- _Work instruction_: The lines from the top of the records below through the one containing "energy: +0.38 eV/atom" are to be transcribed exactly, and nothing else is to be added.

*** Begin section ***
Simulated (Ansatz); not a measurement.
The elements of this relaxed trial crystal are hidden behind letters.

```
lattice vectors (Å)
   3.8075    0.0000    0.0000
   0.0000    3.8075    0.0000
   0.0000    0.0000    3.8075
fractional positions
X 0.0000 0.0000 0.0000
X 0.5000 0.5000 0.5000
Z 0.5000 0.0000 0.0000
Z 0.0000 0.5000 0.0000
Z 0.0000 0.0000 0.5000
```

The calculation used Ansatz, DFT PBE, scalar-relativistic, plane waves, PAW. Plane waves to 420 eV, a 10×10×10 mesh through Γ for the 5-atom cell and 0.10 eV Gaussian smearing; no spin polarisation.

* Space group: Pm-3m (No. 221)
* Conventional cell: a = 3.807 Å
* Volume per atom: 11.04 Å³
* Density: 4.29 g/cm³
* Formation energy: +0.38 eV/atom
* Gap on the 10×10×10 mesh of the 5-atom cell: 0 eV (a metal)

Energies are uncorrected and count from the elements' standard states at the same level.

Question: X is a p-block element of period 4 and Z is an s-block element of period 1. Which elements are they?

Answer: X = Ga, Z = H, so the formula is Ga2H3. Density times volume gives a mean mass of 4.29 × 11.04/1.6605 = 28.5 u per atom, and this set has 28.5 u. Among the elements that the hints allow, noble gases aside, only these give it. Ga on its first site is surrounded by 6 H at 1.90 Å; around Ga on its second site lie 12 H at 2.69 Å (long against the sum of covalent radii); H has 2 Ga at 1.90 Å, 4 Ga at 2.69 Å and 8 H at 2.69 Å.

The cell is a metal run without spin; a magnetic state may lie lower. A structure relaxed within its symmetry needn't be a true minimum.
*** End section ***

- _Response_:
Simulated (Ansatz); not a measurement.
The elements of this relaxed trial crystal are hidden behind letters.

```
lattice vectors (Å)
   3.8075    0.0000    0.0000
   0.0000    3.8075    0.0000
   0.0000    0.0000    3.8075
fractional positions
X 0.0000 0.0000 0.0000
X 0.5000 0.5000 0.5000
Z 0.5000 0.0000 0.0000
Z 0.0000 0.5000 0.0000
Z 0.0000 0.0000 0.5000
```

The calculation used Ansatz, DFT PBE, scalar-relativistic, plane waves, PAW. Plane waves to 420 eV, a 10×10×10 mesh through Γ for the 5-atom cell and 0.10 eV Gaussian smearing; no spin polarisation.

* Space group: Pm-3m (No. 221)
* Conventional cell: a = 3.807 Å
* Volume per atom: 11.04 Å³
* Density: 4.29 g/cm³
* Formation energy: +0.38 eV/atom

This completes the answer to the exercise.